··· Input data

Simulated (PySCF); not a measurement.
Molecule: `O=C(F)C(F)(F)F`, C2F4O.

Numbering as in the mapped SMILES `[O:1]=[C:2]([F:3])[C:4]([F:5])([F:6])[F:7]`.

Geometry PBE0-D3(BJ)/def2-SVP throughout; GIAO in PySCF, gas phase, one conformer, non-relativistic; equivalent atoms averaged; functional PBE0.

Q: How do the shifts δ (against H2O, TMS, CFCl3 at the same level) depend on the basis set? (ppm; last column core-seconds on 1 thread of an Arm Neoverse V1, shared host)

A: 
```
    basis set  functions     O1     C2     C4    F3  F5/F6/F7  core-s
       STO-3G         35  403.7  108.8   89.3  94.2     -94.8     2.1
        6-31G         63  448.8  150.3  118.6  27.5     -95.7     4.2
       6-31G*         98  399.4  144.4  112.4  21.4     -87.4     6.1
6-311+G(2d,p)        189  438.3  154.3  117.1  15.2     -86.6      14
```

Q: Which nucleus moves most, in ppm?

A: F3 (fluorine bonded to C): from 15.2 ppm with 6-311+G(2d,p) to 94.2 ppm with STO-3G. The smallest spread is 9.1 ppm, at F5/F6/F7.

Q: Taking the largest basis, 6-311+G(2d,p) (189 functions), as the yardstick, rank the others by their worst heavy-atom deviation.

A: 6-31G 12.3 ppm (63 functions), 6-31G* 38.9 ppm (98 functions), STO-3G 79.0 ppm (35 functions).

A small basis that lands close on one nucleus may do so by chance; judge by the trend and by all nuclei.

······

Repeat the listing exactly, leaving nothing out.

Written response »
Simulated (PySCF); not a measurement.
Molecule: `O=C(F)C(F)(F)F`, C2F4O.

Numbering as in the mapped SMILES `[O:1]=[C:2]([F:3])[C:4]([F:5])([F:6])[F:7]`.

Geometry PBE0-D3(BJ)/def2-SVP throughout; GIAO in PySCF, gas phase, one conformer, non-relativistic; equivalent atoms averaged; functional PBE0.

Q: How do the shifts δ (against H2O, TMS, CFCl3 at the same level) depend on the basis set? (ppm; last column core-seconds on 1 thread of an Arm Neoverse V1, shared host)

A: 
```
    basis set  functions     O1     C2     C4    F3  F5/F6/F7  core-s
       STO-3G         35  403.7  108.8   89.3  94.2     -94.8     2.1
        6-31G         63  448.8  150.3  118.6  27.5     -95.7     4.2
       6-31G*         98  399.4  144.4  112.4  21.4     -87.4     6.1
6-311+G(2d,p)        189  438.3  154.3  117.1  15.2     -86.6      14
```

Q: Which nucleus moves most, in ppm?

A: F3 (fluorine bonded to C): from 15.2 ppm with 6-311+G(2d,p) to 94.2 ppm with STO-3G. The smallest spread is 9.1 ppm, at F5/F6/F7.

Q: Taking the largest basis, 6-311+G(2d,p) (189 functions), as the yardstick, rank the others by their worst heavy-atom deviation.

A: 6-31G 12.3 ppm (63 functions), 6-31G* 38.9 ppm (98 functions), STO-3G 79.0 ppm (35 functions).

A small basis that lands close on one nucleus may do so by chance; judge by the trend and by all nuclei.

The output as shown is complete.